LISTED RECORDS:
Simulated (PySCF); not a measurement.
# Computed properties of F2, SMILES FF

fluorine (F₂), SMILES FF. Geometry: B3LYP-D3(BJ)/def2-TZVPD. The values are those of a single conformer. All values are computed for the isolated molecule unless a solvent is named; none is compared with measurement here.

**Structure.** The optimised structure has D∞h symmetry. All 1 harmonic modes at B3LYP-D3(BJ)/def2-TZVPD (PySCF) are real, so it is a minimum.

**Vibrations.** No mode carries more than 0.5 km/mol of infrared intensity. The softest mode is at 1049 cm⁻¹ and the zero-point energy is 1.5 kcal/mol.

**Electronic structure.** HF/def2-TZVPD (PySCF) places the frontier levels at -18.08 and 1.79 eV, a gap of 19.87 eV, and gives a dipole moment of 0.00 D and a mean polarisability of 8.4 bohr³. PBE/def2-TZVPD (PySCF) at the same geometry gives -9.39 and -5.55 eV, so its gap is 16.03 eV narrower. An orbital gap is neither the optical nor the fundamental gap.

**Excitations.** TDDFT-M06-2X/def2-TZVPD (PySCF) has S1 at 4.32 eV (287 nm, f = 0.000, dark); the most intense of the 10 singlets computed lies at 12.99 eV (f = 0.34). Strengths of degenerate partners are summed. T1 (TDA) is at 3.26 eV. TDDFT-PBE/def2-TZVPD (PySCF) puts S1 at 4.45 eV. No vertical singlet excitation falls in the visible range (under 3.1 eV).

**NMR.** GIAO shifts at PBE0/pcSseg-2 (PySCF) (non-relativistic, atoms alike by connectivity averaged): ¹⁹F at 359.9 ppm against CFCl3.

REQUIREMENT:
Write out every record again, exactly as it was written.

WRITTEN REPLY:
Simulated (PySCF); not a measurement.
# Computed properties of F2, SMILES FF

fluorine (F₂), SMILES FF. Geometry: B3LYP-D3(BJ)/def2-TZVPD. The values are those of a single conformer. All values are computed for the isolated molecule unless a solvent is named; none is compared with measurement here.

**Structure.** The optimised structure has D∞h symmetry. All 1 harmonic modes at B3LYP-D3(BJ)/def2-TZVPD (PySCF) are real, so it is a minimum.

**Vibrations.** No mode carries more than 0.5 km/mol of infrared intensity. The softest mode is at 1049 cm⁻¹ and the zero-point energy is 1.5 kcal/mol.

**Electronic structure.** HF/def2-TZVPD (PySCF) places the frontier levels at -18.08 and 1.79 eV, a gap of 19.87 eV, and gives a dipole moment of 0.00 D and a mean polarisability of 8.4 bohr³. PBE/def2-TZVPD (PySCF) at the same geometry gives -9.39 and -5.55 eV, so its gap is 16.03 eV narrower. An orbital gap is neither the optical nor the fundamental gap.

**Excitations.** TDDFT-M06-2X/def2-TZVPD (PySCF) has S1 at 4.32 eV (287 nm, f = 0.000, dark); the most intense of the 10 singlets computed lies at 12.99 eV (f = 0.34). Strengths of degenerate partners are summed. T1 (TDA) is at 3.26 eV. TDDFT-PBE/def2-TZVPD (PySCF) puts S1 at 4.45 eV. No vertical singlet excitation falls in the visible range (under 3.1 eV).

**NMR.** GIAO shifts at PBE0/pcSseg-2 (PySCF) (non-relativistic, atoms alike by connectivity averaged): ¹⁹F at 359.9 ppm against CFCl3.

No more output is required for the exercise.